---+---

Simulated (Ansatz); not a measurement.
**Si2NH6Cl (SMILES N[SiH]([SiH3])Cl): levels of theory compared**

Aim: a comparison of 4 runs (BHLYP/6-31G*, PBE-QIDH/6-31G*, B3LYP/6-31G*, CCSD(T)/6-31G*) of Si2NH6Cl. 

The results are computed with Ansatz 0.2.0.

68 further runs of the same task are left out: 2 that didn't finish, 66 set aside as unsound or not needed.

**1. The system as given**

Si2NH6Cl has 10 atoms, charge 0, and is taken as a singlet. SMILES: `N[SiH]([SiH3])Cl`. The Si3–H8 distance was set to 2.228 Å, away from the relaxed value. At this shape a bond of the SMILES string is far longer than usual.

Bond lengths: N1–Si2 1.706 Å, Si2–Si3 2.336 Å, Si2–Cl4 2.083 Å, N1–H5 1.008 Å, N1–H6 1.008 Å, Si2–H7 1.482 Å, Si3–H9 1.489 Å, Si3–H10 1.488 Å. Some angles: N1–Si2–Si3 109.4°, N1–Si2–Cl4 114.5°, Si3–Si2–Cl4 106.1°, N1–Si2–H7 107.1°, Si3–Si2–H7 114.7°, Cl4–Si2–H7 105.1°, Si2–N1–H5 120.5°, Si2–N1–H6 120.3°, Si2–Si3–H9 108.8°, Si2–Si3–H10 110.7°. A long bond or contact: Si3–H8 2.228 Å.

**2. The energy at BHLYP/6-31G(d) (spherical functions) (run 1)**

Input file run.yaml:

---+---

# [EXERCISE]
Would you please copy, word for word, everything above from the line containing "68 further runs" down to the line containing "functions) (run 1)**", those two lines included?

# [EXERCISE SOLUTION]
68 further runs of the same task are left out: 2 that didn't finish, 66 set aside as unsound or not needed.

**1. The system as given**

Si2NH6Cl has 10 atoms, charge 0, and is taken as a singlet. SMILES: `N[SiH]([SiH3])Cl`. The Si3–H8 distance was set to 2.228 Å, away from the relaxed value. At this shape a bond of the SMILES string is far longer than usual.

Bond lengths: N1–Si2 1.706 Å, Si2–Si3 2.336 Å, Si2–Cl4 2.083 Å, N1–H5 1.008 Å, N1–H6 1.008 Å, Si2–H7 1.482 Å, Si3–H9 1.489 Å, Si3–H10 1.488 Å. Some angles: N1–Si2–Si3 109.4°, N1–Si2–Cl4 114.5°, Si3–Si2–Cl4 106.1°, N1–Si2–H7 107.1°, Si3–Si2–H7 114.7°, Cl4–Si2–H7 105.1°, Si2–N1–H5 120.5°, Si2–N1–H6 120.3°, Si2–Si3–H9 108.8°, Si2–Si3–H10 110.7°. A long bond or contact: Si3–H8 2.228 Å.

**2. The energy at BHLYP/6-31G(d) (spherical functions) (run 1)**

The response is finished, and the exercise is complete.